You are asked to write out the full listing exactly as it stands.

== == ==

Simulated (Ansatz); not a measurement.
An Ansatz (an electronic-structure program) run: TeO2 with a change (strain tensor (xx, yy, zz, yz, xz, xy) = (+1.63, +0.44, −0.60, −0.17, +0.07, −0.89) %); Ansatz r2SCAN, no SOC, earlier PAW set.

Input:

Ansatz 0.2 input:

== == ==

### REPLY:
Simulated (Ansatz); not a measurement.
An Ansatz (an electronic-structure program) run: TeO2 with a change (strain tensor (xx, yy, zz, yz, xz, xy) = (+1.63, +0.44, −0.60, −0.17, +0.07, −0.89) %); Ansatz r2SCAN, no SOC, earlier PAW set.

Input:

Ansatz 0.2 input:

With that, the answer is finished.